**Work task**
Write out exactly the lines below that run from the one containing "Change from the" through the one containing "- gap on the", both included, with no other lines.

**Supplied information**
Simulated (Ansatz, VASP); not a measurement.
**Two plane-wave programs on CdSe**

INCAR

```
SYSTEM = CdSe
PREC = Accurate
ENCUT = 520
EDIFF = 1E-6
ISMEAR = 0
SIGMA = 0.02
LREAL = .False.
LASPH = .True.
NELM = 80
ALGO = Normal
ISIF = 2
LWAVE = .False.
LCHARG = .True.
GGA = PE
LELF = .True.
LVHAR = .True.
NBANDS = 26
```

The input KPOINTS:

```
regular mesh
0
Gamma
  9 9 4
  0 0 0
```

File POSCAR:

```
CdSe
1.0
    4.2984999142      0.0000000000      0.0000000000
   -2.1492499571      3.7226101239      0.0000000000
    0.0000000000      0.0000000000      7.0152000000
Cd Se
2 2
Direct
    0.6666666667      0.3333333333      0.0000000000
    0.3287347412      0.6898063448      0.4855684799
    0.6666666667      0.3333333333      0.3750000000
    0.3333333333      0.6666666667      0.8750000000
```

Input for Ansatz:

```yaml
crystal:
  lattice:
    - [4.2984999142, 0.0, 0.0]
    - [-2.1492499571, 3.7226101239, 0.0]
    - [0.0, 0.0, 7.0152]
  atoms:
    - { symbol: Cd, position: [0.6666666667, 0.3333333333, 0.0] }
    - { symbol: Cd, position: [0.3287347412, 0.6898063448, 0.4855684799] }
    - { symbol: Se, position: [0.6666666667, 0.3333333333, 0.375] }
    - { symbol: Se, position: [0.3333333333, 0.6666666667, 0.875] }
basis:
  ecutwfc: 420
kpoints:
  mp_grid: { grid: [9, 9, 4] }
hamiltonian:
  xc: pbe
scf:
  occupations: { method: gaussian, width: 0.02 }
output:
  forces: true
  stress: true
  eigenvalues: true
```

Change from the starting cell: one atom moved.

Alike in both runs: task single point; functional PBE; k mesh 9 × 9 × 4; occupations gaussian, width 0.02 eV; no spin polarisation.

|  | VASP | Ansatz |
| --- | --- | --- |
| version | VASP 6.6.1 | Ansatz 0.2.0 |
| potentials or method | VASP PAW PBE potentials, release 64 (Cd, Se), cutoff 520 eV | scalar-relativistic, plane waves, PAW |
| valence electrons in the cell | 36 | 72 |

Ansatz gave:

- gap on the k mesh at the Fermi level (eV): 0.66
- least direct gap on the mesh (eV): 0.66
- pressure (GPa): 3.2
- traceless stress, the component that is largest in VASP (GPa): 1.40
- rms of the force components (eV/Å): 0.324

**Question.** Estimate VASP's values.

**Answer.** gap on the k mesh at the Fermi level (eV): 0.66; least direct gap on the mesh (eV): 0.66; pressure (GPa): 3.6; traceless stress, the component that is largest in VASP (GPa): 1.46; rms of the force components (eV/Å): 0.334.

**Exercise answer**
Change from the starting cell: one atom moved.

Alike in both runs: task single point; functional PBE; k mesh 9 × 9 × 4; occupations gaussian, width 0.02 eV; no spin polarisation.

|  | VASP | Ansatz |
| --- | --- | --- |
| version | VASP 6.6.1 | Ansatz 0.2.0 |
| potentials or method | VASP PAW PBE potentials, release 64 (Cd, Se), cutoff 520 eV | scalar-relativistic, plane waves, PAW |
| valence electrons in the cell | 36 | 72 |

Ansatz gave:

- gap on the k mesh at the Fermi level (eV): 0.66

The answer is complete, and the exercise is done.